[Assigned task] Would you retype all of these records exactly?

########
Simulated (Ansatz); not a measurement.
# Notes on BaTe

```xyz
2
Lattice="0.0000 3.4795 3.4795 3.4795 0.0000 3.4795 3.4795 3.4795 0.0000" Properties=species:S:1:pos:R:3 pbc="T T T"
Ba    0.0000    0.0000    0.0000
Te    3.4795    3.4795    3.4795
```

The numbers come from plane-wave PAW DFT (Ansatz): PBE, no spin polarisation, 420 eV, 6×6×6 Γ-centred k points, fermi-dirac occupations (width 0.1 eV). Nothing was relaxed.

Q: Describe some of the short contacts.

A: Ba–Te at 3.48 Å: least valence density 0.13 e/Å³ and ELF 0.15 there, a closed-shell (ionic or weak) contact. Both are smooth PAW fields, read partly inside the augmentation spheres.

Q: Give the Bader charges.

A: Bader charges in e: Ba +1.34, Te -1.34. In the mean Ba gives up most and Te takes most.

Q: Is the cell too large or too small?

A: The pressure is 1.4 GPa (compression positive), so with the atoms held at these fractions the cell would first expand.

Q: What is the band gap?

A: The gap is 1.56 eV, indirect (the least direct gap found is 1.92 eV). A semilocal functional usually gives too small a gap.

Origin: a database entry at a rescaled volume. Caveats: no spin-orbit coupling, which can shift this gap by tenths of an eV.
########

[Answer section]
Simulated (Ansatz); not a measurement.
# Notes on BaTe

```xyz
2
Lattice="0.0000 3.4795 3.4795 3.4795 0.0000 3.4795 3.4795 3.4795 0.0000" Properties=species:S:1:pos:R:3 pbc="T T T"
Ba    0.0000    0.0000    0.0000
Te    3.4795    3.4795    3.4795
```

The numbers come from plane-wave PAW DFT (Ansatz): PBE, no spin polarisation, 420 eV, 6×6×6 Γ-centred k points, fermi-dirac occupations (width 0.1 eV). Nothing was relaxed.

Q: Describe some of the short contacts.

A: Ba–Te at 3.48 Å: least valence density 0.13 e/Å³ and ELF 0.15 there, a closed-shell (ionic or weak) contact. Both are smooth PAW fields, read partly inside the augmentation spheres.

Q: Give the Bader charges.

A: Bader charges in e: Ba +1.34, Te -1.34. In the mean Ba gives up most and Te takes most.

Q: Is the cell too large or too small?

A: The pressure is 1.4 GPa (compression positive), so with the atoms held at these fractions the cell would first expand.

Q: What is the band gap?

A: The gap is 1.56 eV, indirect (the least direct gap found is 1.92 eV). A semilocal functional usually gives too small a gap.

Origin: a database entry at a rescaled volume. Caveats: no spin-orbit coupling, which can shift this gap by tenths of an eV.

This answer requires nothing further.